━━━ Supplied data

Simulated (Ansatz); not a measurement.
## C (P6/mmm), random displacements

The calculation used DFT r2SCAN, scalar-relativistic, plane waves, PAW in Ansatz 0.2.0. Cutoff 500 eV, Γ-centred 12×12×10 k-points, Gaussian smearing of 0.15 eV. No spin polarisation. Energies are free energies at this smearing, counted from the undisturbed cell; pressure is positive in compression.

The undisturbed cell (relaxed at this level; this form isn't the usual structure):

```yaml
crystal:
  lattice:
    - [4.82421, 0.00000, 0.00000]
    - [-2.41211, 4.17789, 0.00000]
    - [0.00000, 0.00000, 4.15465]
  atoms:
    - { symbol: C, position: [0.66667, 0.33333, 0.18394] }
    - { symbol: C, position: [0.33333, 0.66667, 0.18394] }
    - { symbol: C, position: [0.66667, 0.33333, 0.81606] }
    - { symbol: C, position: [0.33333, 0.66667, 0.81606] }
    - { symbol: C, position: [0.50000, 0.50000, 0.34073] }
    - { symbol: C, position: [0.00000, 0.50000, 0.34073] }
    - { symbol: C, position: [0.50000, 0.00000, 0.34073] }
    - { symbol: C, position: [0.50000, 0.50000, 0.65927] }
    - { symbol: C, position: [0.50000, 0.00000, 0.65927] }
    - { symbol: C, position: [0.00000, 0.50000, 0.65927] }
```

━━━━━━

Exercise: Your task is to reproduce the entries exactly, starting at the first line and ending with the line containing "## C (P6/mmm), random displacements".

Written answer:
Simulated (Ansatz); not a measurement.
## C (P6/mmm), random displacements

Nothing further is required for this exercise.